DATA EXTRACT:
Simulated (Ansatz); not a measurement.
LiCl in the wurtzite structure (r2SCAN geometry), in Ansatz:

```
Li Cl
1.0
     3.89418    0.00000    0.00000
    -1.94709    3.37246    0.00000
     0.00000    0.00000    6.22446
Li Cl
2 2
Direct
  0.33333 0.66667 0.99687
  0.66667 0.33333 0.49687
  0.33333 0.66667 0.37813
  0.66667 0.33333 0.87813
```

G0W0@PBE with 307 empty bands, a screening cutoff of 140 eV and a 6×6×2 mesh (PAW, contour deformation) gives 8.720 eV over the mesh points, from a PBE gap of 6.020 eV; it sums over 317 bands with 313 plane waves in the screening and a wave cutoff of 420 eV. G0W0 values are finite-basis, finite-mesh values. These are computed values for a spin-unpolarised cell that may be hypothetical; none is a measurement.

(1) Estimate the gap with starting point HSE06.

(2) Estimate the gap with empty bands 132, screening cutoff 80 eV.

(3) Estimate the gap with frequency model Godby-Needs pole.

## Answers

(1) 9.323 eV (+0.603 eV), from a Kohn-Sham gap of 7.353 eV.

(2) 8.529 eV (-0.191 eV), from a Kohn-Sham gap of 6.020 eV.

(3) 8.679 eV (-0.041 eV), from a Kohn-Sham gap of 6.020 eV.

TASK ITEM:
The lines above, starting at the one with "(2) Estimate the" and ending at the one with "(2) 8.529 eV", are the only ones to return, exactly as written.

ANSWER AREA:
(2) Estimate the gap with empty bands 132, screening cutoff 80 eV.

(3) Estimate the gap with frequency model Godby-Needs pole.

## Answers

(1) 9.323 eV (+0.603 eV), from a Kohn-Sham gap of 7.353 eV.

(2) 8.529 eV (-0.191 eV), from a Kohn-Sham gap of 6.020 eV.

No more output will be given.